- [Extracted information]:
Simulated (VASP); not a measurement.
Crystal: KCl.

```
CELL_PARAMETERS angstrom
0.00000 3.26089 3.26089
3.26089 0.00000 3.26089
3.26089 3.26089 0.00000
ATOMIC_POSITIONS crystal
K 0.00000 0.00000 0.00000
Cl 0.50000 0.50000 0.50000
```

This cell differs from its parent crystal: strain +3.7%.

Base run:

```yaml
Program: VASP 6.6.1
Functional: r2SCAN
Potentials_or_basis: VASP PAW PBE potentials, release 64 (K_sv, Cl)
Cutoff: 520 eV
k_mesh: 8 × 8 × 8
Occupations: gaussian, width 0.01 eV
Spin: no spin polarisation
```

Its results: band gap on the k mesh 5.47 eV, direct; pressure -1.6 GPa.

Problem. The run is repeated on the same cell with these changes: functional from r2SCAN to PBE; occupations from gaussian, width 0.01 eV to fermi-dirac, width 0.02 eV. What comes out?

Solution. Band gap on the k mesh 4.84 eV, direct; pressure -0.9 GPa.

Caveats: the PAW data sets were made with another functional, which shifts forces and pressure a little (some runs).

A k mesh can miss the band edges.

- [Work task]:
Using only the entries above, output the line with "Its results: band", the line with "Caveats: the PAW", and all lines between them, exactly as they stand.

- [Written answer]:
Its results: band gap on the k mesh 5.47 eV, direct; pressure -1.6 GPa.

Problem. The run is repeated on the same cell with these changes: functional from r2SCAN to PBE; occupations from gaussian, width 0.01 eV to fermi-dirac, width 0.02 eV. What comes out?

Solution. Band gap on the k mesh 4.84 eV, direct; pressure -0.9 GPa.

Caveats: the PAW data sets were made with another functional, which shifts forces and pressure a little (some runs).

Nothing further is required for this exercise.